*** Begin section ***
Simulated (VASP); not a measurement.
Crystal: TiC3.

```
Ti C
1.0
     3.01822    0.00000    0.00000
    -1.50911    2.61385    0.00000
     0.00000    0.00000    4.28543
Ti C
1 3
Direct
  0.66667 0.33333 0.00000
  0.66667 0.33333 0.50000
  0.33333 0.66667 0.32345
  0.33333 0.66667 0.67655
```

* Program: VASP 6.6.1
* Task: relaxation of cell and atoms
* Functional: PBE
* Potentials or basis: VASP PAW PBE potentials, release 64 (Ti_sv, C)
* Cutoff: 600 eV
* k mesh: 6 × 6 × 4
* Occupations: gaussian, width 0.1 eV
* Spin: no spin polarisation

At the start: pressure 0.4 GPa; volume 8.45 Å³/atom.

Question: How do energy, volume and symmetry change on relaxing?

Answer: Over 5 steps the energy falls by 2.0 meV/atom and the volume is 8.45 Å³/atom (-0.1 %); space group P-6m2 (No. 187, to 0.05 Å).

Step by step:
*** End section ***

• **Requirement**:
Transcribe verbatim. Cover the lines from the first line of the entries above to the line containing "Answer: Over 5", inclusive.

• **Written solution**:
Simulated (VASP); not a measurement.
Crystal: TiC3.

```
Ti C
1.0
     3.01822    0.00000    0.00000
    -1.50911    2.61385    0.00000
     0.00000    0.00000    4.28543
Ti C
1 3
Direct
  0.66667 0.33333 0.00000
  0.66667 0.33333 0.50000
  0.33333 0.66667 0.32345
  0.33333 0.66667 0.67655
```

* Program: VASP 6.6.1
* Task: relaxation of cell and atoms
* Functional: PBE
* Potentials or basis: VASP PAW PBE potentials, release 64 (Ti_sv, C)
* Cutoff: 600 eV
* k mesh: 6 × 6 × 4
* Occupations: gaussian, width 0.1 eV
* Spin: no spin polarisation

At the start: pressure 0.4 GPa; volume 8.45 Å³/atom.

Question: How do energy, volume and symmetry change on relaxing?

Answer: Over 5 steps the energy falls by 2.0 meV/atom and the volume is 8.45 Å³/atom (-0.1 %); space group P-6m2 (No. 187, to 0.05 Å).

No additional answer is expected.